#### [REQUIRED ACTION]
Nothing in the data may be altered; restate all of it exactly.

*-*-*

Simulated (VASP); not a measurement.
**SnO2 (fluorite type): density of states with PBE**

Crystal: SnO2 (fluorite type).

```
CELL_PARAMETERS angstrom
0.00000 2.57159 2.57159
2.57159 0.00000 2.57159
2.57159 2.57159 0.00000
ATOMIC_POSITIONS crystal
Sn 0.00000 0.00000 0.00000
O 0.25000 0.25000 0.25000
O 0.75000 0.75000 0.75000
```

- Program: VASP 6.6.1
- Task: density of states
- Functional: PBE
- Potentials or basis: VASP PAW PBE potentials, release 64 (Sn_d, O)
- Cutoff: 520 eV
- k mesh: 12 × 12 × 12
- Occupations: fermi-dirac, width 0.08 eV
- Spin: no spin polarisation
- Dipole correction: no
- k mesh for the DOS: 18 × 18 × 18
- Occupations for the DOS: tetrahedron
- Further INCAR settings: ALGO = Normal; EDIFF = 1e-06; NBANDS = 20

*-*-*

#### [ANSWER BOX]
Simulated (VASP); not a measurement.
**SnO2 (fluorite type): density of states with PBE**

Crystal: SnO2 (fluorite type).

```
CELL_PARAMETERS angstrom
0.00000 2.57159 2.57159
2.57159 0.00000 2.57159
2.57159 2.57159 0.00000
ATOMIC_POSITIONS crystal
Sn 0.00000 0.00000 0.00000
O 0.25000 0.25000 0.25000
O 0.75000 0.75000 0.75000
```

- Program: VASP 6.6.1
- Task: density of states
- Functional: PBE
- Potentials or basis: VASP PAW PBE potentials, release 64 (Sn_d, O)
- Cutoff: 520 eV
- k mesh: 12 × 12 × 12
- Occupations: fermi-dirac, width 0.08 eV
- Spin: no spin polarisation
- Dipole correction: no
- k mesh for the DOS: 18 × 18 × 18
- Occupations for the DOS: tetrahedron
- Further INCAR settings: ALGO = Normal; EDIFF = 1e-06; NBANDS = 20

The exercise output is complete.